» **DATA FOR REVIEW**:
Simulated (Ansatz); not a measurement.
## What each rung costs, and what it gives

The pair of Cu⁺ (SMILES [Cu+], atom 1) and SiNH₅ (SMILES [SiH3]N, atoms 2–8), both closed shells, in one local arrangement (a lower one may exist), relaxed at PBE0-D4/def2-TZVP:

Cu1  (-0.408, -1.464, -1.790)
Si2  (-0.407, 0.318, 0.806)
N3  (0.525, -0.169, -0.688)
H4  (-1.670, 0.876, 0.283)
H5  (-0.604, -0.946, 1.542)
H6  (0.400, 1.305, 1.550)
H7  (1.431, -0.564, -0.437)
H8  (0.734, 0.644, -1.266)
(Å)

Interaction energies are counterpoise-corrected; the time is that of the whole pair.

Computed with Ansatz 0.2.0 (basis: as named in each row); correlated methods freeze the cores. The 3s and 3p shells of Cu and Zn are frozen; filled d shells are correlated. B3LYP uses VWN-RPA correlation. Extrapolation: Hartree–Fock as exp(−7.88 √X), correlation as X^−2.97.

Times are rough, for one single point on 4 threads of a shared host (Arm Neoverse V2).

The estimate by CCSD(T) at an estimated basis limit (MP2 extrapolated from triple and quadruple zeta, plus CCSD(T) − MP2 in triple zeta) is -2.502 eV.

» **ASSIGNED TASK**: Each entry shown above should be copied out exactly.

» **WORKED SOLUTION**:
Simulated (Ansatz); not a measurement.
## What each rung costs, and what it gives

The pair of Cu⁺ (SMILES [Cu+], atom 1) and SiNH₅ (SMILES [SiH3]N, atoms 2–8), both closed shells, in one local arrangement (a lower one may exist), relaxed at PBE0-D4/def2-TZVP:

Cu1  (-0.408, -1.464, -1.790)
Si2  (-0.407, 0.318, 0.806)
N3  (0.525, -0.169, -0.688)
H4  (-1.670, 0.876, 0.283)
H5  (-0.604, -0.946, 1.542)
H6  (0.400, 1.305, 1.550)
H7  (1.431, -0.564, -0.437)
H8  (0.734, 0.644, -1.266)
(Å)

Interaction energies are counterpoise-corrected; the time is that of the whole pair.

Computed with Ansatz 0.2.0 (basis: as named in each row); correlated methods freeze the cores. The 3s and 3p shells of Cu and Zn are frozen; filled d shells are correlated. B3LYP uses VWN-RPA correlation. Extrapolation: Hartree–Fock as exp(−7.88 √X), correlation as X^−2.97.

Times are rough, for one single point on 4 threads of a shared host (Arm Neoverse V2).

The estimate by CCSD(T) at an estimated basis limit (MP2 extrapolated from triple and quadruple zeta, plus CCSD(T) − MP2 in triple zeta) is -2.502 eV.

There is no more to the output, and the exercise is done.